SOURCE MATERIAL:
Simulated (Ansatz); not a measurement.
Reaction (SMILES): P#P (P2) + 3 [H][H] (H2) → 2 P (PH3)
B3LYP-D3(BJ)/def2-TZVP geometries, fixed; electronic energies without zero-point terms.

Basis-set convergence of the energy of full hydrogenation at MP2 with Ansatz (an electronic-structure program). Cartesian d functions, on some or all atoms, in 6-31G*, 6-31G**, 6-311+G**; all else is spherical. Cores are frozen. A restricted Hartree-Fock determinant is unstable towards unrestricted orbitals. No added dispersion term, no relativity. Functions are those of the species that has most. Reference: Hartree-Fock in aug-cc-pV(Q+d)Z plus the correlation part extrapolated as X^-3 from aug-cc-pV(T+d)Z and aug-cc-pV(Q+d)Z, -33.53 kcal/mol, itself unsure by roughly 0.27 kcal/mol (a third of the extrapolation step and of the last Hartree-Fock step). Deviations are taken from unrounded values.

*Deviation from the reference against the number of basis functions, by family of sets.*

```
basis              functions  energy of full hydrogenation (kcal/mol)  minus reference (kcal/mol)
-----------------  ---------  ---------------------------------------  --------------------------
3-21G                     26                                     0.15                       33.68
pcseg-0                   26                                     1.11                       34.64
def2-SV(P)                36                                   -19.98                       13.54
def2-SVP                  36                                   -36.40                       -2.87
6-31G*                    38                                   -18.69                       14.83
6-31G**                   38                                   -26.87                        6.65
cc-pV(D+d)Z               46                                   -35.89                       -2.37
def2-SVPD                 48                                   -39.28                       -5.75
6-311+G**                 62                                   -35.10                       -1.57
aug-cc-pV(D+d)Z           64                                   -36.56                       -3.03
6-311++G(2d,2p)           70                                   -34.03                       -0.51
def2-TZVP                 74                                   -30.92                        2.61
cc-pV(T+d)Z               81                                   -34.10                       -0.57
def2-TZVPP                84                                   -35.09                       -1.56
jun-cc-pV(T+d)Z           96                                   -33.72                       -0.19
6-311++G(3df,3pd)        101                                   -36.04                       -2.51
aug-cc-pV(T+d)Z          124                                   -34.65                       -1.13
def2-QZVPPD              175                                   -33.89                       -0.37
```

ACTIVITY:
Set the lines down exactly, from the first line of the records to the line where "B3LYP-D3(BJ)/def2-TZVP geometries, fixed;" appears, with both ends kept.

RESPONSE BOX:
Simulated (Ansatz); not a measurement.
Reaction (SMILES): P#P (P2) + 3 [H][H] (H2) → 2 P (PH3)
B3LYP-D3(BJ)/def2-TZVP geometries, fixed; electronic energies without zero-point terms.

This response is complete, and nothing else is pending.